INFORMATION SHOWN:
******
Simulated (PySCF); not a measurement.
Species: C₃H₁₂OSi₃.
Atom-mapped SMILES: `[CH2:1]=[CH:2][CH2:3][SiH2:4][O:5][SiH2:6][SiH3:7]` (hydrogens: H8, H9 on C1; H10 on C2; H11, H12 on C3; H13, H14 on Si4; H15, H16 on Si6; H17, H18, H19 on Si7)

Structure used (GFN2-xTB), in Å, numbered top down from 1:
******

ACTIVITY:
All lines in the material are to be returned exactly.

WRITTEN ANSWER:
Simulated (PySCF); not a measurement.
Species: C₃H₁₂OSi₃.
Atom-mapped SMILES: `[CH2:1]=[CH:2][CH2:3][SiH2:4][O:5][SiH2:6][SiH3:7]` (hydrogens: H8, H9 on C1; H10 on C2; H11, H12 on C3; H13, H14 on Si4; H15, H16 on Si6; H17, H18, H19 on Si7)

Structure used (GFN2-xTB), in Å, numbered top down from 1:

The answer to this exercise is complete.